[Data records]:
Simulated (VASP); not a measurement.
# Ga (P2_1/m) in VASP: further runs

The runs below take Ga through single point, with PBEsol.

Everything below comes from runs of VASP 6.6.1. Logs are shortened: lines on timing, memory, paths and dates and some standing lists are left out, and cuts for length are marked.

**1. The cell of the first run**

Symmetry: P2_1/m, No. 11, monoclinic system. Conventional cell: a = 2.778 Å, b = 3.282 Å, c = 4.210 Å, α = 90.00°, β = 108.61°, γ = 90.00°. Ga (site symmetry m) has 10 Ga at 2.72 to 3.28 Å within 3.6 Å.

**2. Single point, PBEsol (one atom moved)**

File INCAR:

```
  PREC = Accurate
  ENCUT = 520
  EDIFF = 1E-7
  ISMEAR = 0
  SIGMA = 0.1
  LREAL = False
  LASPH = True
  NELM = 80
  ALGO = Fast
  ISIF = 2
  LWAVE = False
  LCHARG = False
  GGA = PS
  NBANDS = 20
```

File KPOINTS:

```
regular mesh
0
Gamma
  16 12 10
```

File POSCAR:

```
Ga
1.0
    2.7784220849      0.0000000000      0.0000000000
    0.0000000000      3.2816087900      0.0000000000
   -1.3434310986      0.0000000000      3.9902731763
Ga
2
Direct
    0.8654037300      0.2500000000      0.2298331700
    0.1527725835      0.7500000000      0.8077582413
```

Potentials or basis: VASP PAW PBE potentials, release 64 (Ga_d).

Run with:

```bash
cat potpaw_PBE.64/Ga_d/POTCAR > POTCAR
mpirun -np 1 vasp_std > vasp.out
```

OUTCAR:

[Work order]: Needed here are the exact lines from the start of the material through the line that contains "the first run**", and no others.

[Response]:
Simulated (VASP); not a measurement.
# Ga (P2_1/m) in VASP: further runs

The runs below take Ga through single point, with PBEsol.

Everything below comes from runs of VASP 6.6.1. Logs are shortened: lines on timing, memory, paths and dates and some standing lists are left out, and cuts for length are marked.

**1. The cell of the first run**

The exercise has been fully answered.